Segment Start: SUPPLIED DATA
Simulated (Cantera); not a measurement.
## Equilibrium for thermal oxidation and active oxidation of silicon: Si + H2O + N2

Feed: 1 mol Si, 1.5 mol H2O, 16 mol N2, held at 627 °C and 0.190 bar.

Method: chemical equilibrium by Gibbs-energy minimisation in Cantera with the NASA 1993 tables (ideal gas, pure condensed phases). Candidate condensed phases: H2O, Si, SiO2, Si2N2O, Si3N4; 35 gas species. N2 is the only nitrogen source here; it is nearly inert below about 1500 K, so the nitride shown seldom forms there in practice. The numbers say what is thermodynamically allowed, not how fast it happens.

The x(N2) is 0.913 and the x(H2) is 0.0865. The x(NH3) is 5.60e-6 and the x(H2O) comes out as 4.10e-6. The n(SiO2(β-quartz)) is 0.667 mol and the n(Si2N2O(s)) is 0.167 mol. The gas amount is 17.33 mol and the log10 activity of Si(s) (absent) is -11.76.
Segment End: SUPPLIED DATA

= ASSIGNED TASK =
Return only the lines from the beginning of the material up to and including the line with "Feed: 1 mol", exactly as written.

= TASK SOLUTION =
Simulated (Cantera); not a measurement.
## Equilibrium for thermal oxidation and active oxidation of silicon: Si + H2O + N2

Feed: 1 mol Si, 1.5 mol H2O, 16 mol N2, held at 627 °C and 0.190 bar.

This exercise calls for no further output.